— Task item —
Starting at the first line of the entries below, output every line exactly, up to and including the line with "The cell was".

(Data shown)

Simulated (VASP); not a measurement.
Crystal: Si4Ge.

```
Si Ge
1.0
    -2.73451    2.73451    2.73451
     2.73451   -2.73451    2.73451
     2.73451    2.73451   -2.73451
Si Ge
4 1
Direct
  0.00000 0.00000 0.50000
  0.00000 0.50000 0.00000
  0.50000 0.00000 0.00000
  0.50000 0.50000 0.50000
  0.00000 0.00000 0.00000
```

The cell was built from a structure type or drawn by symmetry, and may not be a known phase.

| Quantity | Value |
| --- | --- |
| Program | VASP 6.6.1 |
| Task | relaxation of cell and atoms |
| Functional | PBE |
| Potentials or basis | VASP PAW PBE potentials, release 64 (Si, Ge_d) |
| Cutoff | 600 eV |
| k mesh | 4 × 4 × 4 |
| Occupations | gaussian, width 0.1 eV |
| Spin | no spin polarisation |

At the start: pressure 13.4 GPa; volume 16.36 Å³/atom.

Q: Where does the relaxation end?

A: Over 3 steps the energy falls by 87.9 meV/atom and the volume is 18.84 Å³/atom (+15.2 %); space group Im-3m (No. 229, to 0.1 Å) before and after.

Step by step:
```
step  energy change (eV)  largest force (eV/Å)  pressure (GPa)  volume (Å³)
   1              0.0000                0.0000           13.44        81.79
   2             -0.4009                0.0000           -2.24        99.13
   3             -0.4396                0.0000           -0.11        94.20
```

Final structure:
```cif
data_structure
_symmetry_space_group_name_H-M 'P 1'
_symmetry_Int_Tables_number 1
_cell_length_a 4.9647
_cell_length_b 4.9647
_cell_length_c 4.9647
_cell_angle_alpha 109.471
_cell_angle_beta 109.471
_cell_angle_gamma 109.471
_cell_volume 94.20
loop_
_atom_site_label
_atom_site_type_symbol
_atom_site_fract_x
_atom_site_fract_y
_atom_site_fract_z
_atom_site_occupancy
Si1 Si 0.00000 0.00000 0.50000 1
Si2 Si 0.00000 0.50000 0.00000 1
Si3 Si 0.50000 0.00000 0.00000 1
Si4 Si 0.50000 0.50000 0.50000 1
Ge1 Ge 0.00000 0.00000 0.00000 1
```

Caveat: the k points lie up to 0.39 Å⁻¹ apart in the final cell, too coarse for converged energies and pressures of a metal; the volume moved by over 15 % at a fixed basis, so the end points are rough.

(End Data shown)

— Exercise result —
Simulated (VASP); not a measurement.
Crystal: Si4Ge.

```
Si Ge
1.0
    -2.73451    2.73451    2.73451
     2.73451   -2.73451    2.73451
     2.73451    2.73451   -2.73451
Si Ge
4 1
Direct
  0.00000 0.00000 0.50000
  0.00000 0.50000 0.00000
  0.50000 0.00000 0.00000
  0.50000 0.50000 0.50000
  0.00000 0.00000 0.00000
```

The cell was built from a structure type or drawn by symmetry, and may not be a known phase.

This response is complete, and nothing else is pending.